• _REQUIRED ACTION_
Take the data below and copy exactly the lines starting at the one with "crystal, scalar-relativistic |" and finishing at the one with "Q: What did", both included.

• _LISTED ENTRIES_
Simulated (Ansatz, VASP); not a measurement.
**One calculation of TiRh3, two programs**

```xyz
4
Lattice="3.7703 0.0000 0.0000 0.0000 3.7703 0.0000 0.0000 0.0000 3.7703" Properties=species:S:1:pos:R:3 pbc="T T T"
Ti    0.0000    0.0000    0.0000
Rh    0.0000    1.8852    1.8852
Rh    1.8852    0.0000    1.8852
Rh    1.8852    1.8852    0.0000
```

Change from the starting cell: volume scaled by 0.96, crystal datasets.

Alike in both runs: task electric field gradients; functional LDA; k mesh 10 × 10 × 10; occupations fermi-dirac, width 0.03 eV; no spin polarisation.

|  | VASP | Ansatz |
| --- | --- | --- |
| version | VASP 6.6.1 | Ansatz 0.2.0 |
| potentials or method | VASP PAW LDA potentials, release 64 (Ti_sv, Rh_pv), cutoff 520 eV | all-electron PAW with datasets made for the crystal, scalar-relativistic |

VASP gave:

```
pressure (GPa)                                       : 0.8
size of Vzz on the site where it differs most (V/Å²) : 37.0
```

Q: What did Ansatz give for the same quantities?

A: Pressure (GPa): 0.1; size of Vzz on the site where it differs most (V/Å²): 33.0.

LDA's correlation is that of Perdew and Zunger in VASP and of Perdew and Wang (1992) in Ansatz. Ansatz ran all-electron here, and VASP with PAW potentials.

• _TASK ANSWER_
| potentials or method | VASP PAW LDA potentials, release 64 (Ti_sv, Rh_pv), cutoff 520 eV | all-electron PAW with datasets made for the crystal, scalar-relativistic |

VASP gave:

```
pressure (GPa)                                       : 0.8
size of Vzz on the site where it differs most (V/Å²) : 37.0
```

Q: What did Ansatz give for the same quantities?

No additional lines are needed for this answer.